Recorded data:
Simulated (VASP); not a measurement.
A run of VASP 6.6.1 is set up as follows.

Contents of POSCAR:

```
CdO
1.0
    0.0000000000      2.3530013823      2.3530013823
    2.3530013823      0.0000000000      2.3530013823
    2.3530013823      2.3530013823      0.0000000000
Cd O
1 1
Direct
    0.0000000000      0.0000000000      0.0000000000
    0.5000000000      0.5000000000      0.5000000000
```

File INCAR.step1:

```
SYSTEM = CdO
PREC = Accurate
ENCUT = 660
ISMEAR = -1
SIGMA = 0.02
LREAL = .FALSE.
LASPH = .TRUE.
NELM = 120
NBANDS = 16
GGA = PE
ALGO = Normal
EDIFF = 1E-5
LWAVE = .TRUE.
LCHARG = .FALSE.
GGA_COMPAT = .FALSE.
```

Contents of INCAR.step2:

Work task: Give the entries again exactly as they stand.

Your response:
Simulated (VASP); not a measurement.
A run of VASP 6.6.1 is set up as follows.

Contents of POSCAR:

```
CdO
1.0
    0.0000000000      2.3530013823      2.3530013823
    2.3530013823      0.0000000000      2.3530013823
    2.3530013823      2.3530013823      0.0000000000
Cd O
1 1
Direct
    0.0000000000      0.0000000000      0.0000000000
    0.5000000000      0.5000000000      0.5000000000
```

File INCAR.step1:

```
SYSTEM = CdO
PREC = Accurate
ENCUT = 660
ISMEAR = -1
SIGMA = 0.02
LREAL = .FALSE.
LASPH = .TRUE.
NELM = 120
NBANDS = 16
GGA = PE
ALGO = Normal
EDIFF = 1E-5
LWAVE = .TRUE.
LCHARG = .FALSE.
GGA_COMPAT = .FALSE.
```

Contents of INCAR.step2:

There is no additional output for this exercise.